# ASSIGNED TASK:
Nothing but the lines from the start of the records through the line that contains "Molecule: SMILES S(CC)(=O)(=O)CC, C4H10O2S." is to be copied, and each is to be copied exactly.

# DATA:
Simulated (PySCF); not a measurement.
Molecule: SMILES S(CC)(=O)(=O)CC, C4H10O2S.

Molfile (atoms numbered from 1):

# ANSWER AREA:
Simulated (PySCF); not a measurement.
Molecule: SMILES S(CC)(=O)(=O)CC, C4H10O2S.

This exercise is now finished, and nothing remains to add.